ACTION ITEM> Word for word, restate the lines of the material below from its first line through the one containing "Question: how much". Omit the rest.

──────── SUPPLIED RECORDS ────────

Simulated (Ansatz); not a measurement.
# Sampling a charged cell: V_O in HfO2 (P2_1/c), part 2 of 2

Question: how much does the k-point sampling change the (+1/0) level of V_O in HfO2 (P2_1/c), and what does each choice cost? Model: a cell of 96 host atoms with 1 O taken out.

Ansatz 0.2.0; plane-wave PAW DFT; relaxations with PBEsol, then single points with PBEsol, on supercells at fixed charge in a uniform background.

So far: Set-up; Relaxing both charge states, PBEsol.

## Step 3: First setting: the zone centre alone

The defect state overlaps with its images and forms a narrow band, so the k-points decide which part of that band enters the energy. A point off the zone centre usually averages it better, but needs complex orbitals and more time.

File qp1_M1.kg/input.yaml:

────────

RESPONSE>
Simulated (Ansatz); not a measurement.
# Sampling a charged cell: V_O in HfO2 (P2_1/c), part 2 of 2

Question: how much does the k-point sampling change the (+1/0) level of V_O in HfO2 (P2_1/c), and what does each choice cost? Model: a cell of 96 host atoms with 1 O taken out.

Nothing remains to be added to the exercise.